- REQUIRED ACTION: Repeat each entry in full, exactly.

- DATA SECTION:
»»
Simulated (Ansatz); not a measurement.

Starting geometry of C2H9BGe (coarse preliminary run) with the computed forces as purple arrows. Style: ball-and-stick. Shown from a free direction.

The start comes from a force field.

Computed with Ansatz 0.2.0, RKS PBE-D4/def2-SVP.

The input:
««

- EXERCISE RESPONSE:
Simulated (Ansatz); not a measurement.

Starting geometry of C2H9BGe (coarse preliminary run) with the computed forces as purple arrows. Style: ball-and-stick. Shown from a free direction.

The start comes from a force field.

Computed with Ansatz 0.2.0, RKS PBE-D4/def2-SVP.

The input:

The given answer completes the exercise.